WORK TASK:
From the entries below, reproduce exactly the line containing "This step: ABINIT", the line containing "The sums over", and every line in between, with nothing added.

DATA FOR REVIEW:
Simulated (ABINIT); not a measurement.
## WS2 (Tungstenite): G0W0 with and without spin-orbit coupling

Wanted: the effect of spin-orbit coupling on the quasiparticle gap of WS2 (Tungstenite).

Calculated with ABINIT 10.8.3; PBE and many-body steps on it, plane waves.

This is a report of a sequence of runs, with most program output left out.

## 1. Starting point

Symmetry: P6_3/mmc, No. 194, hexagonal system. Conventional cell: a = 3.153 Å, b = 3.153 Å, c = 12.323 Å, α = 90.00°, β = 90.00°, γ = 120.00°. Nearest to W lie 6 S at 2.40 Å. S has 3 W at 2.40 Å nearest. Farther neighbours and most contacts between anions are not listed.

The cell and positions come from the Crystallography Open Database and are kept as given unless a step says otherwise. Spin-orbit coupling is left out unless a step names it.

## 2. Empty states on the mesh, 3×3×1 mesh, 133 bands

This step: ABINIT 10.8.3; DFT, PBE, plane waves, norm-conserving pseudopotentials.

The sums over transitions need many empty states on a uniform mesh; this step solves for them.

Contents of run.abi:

TASK ANSWER:
This step: ABINIT 10.8.3; DFT, PBE, plane waves, norm-conserving pseudopotentials.

The sums over transitions need many empty states on a uniform mesh; this step solves for them.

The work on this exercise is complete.